Work item - Please print each record exactly, omitting none of them.

|---|

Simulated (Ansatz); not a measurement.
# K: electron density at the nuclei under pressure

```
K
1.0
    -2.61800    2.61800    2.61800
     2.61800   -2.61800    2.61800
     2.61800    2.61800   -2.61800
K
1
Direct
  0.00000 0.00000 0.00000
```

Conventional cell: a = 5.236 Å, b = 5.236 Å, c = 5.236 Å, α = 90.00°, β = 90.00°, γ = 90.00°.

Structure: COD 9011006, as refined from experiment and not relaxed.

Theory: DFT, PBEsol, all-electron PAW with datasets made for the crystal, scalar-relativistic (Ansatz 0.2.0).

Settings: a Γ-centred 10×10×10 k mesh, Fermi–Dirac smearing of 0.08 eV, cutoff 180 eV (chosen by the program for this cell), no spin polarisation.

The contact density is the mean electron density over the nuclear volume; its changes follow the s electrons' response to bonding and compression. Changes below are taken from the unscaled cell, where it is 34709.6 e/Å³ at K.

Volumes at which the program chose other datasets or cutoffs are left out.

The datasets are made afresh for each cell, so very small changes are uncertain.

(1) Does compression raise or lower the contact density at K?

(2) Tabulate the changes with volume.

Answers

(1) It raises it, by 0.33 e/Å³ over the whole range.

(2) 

|---|

Your solution -
Simulated (Ansatz); not a measurement.
# K: electron density at the nuclei under pressure

```
K
1.0
    -2.61800    2.61800    2.61800
     2.61800   -2.61800    2.61800
     2.61800    2.61800   -2.61800
K
1
Direct
  0.00000 0.00000 0.00000
```

Conventional cell: a = 5.236 Å, b = 5.236 Å, c = 5.236 Å, α = 90.00°, β = 90.00°, γ = 90.00°.

Structure: COD 9011006, as refined from experiment and not relaxed.

Theory: DFT, PBEsol, all-electron PAW with datasets made for the crystal, scalar-relativistic (Ansatz 0.2.0).

Settings: a Γ-centred 10×10×10 k mesh, Fermi–Dirac smearing of 0.08 eV, cutoff 180 eV (chosen by the program for this cell), no spin polarisation.

The contact density is the mean electron density over the nuclear volume; its changes follow the s electrons' response to bonding and compression. Changes below are taken from the unscaled cell, where it is 34709.6 e/Å³ at K.

Volumes at which the program chose other datasets or cutoffs are left out.

The datasets are made afresh for each cell, so very small changes are uncertain.

(1) Does compression raise or lower the contact density at K?

(2) Tabulate the changes with volume.

Answers

(1) It raises it, by 0.33 e/Å³ over the whole range.

(2) 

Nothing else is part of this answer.